* _ACTIVITY_
The line containing "### Step 1. The structure" marks the end: restate word for word every line from the first line of the entries below through that one.

* _INFORMATION SUPPLIED_
- - - - - - -

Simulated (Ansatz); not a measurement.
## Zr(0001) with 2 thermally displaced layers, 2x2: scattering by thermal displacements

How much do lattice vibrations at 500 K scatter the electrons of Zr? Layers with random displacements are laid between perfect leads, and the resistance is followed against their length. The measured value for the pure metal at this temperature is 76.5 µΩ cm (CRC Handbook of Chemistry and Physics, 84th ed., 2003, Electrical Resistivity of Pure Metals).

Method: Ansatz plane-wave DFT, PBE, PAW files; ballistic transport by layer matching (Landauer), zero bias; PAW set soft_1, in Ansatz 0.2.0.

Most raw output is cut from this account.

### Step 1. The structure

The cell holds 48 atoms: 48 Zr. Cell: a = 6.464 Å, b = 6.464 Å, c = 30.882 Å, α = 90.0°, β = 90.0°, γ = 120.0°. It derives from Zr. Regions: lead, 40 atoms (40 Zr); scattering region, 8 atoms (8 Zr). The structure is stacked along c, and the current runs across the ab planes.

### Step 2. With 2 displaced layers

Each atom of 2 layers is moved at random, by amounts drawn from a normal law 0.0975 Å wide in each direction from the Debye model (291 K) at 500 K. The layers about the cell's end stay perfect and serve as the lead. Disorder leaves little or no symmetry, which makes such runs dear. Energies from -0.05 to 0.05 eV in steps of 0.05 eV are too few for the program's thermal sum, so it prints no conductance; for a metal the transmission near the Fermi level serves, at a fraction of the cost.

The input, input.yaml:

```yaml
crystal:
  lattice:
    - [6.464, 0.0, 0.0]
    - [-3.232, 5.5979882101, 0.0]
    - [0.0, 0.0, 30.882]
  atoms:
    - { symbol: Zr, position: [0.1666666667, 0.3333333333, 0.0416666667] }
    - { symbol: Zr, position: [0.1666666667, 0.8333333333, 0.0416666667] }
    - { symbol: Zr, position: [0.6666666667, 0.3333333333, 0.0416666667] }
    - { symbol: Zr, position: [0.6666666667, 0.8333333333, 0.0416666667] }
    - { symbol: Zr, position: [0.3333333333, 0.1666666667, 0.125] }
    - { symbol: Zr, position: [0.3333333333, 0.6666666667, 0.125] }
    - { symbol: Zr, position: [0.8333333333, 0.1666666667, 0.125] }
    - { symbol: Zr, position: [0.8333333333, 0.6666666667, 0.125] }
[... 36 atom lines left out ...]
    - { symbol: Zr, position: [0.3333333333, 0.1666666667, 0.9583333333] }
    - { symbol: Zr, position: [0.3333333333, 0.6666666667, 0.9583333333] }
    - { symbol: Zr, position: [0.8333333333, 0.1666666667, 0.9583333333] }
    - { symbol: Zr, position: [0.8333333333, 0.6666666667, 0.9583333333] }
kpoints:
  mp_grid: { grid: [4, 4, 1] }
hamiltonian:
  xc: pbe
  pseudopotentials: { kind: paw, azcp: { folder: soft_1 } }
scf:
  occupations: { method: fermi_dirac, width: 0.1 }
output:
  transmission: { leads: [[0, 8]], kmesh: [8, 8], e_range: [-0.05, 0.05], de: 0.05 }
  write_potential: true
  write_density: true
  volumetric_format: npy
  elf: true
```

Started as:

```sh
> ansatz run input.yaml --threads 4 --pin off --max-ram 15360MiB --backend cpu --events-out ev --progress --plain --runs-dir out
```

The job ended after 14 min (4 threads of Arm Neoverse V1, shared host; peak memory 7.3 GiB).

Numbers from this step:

- - - - - - -

* _TASK SOLUTION_
Simulated (Ansatz); not a measurement.
## Zr(0001) with 2 thermally displaced layers, 2x2: scattering by thermal displacements

How much do lattice vibrations at 500 K scatter the electrons of Zr? Layers with random displacements are laid between perfect leads, and the resistance is followed against their length. The measured value for the pure metal at this temperature is 76.5 µΩ cm (CRC Handbook of Chemistry and Physics, 84th ed., 2003, Electrical Resistivity of Pure Metals).

Method: Ansatz plane-wave DFT, PBE, PAW files; ballistic transport by layer matching (Landauer), zero bias; PAW set soft_1, in Ansatz 0.2.0.

Most raw output is cut from this account.

### Step 1. The structure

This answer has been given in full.